REQUIREMENT
Go through the data from its first line and retype each line, stopping once the line containing "A (8.50 eV), C (9.24 eV), B (12.70 eV)." has been retyped.

SUPPLIED INFORMATION
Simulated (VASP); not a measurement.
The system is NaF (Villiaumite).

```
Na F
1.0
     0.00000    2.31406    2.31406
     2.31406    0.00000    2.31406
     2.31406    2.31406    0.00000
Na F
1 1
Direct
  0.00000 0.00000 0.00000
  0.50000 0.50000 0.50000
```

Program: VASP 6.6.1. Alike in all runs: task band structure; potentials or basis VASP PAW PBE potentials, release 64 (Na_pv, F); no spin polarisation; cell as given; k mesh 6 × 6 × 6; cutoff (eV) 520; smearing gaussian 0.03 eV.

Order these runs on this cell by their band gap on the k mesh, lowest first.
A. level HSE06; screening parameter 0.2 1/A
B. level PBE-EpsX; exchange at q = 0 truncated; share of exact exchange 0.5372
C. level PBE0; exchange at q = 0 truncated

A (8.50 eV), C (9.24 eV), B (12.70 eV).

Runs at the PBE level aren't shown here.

RESPONSE BOX
Simulated (VASP); not a measurement.
The system is NaF (Villiaumite).

```
Na F
1.0
     0.00000    2.31406    2.31406
     2.31406    0.00000    2.31406
     2.31406    2.31406    0.00000
Na F
1 1
Direct
  0.00000 0.00000 0.00000
  0.50000 0.50000 0.50000
```

Program: VASP 6.6.1. Alike in all runs: task band structure; potentials or basis VASP PAW PBE potentials, release 64 (Na_pv, F); no spin polarisation; cell as given; k mesh 6 × 6 × 6; cutoff (eV) 520; smearing gaussian 0.03 eV.

Order these runs on this cell by their band gap on the k mesh, lowest first.
A. level HSE06; screening parameter 0.2 1/A
B. level PBE-EpsX; exchange at q = 0 truncated; share of exact exchange 0.5372
C. level PBE0; exchange at q = 0 truncated

A (8.50 eV), C (9.24 eV), B (12.70 eV).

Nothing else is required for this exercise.